ASSIGNMENT: From the listing below, output only the lines starting at the line that has "min, 1.1 GiB." and ending at the line that has "Q: Which species", exactly as they appear, ends included.

+++++

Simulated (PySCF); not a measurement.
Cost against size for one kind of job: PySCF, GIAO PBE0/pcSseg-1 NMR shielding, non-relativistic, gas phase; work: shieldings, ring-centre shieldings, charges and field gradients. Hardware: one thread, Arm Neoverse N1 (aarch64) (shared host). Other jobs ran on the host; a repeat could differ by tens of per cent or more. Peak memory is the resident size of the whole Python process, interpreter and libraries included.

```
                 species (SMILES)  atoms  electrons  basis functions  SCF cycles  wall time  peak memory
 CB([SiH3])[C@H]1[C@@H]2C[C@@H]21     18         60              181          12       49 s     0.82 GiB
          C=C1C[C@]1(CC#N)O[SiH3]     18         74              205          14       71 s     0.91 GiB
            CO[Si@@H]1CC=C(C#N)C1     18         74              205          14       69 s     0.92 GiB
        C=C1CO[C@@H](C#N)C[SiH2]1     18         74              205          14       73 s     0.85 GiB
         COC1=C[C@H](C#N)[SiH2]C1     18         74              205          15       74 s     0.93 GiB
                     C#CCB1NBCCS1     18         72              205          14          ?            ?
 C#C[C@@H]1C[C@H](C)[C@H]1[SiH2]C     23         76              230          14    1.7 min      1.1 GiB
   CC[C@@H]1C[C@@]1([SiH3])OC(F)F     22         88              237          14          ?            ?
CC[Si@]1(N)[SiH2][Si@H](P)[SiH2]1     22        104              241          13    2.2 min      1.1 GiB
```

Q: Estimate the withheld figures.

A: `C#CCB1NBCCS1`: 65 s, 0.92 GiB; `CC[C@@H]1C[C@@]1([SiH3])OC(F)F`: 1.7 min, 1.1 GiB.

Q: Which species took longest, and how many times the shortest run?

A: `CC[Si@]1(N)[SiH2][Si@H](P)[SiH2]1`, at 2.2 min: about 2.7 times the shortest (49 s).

+++++

ANSWER BOX:
A: `C#CCB1NBCCS1`: 65 s, 0.92 GiB; `CC[C@@H]1C[C@@]1([SiH3])OC(F)F`: 1.7 min, 1.1 GiB.

Q: Which species took longest, and how many times the shortest run?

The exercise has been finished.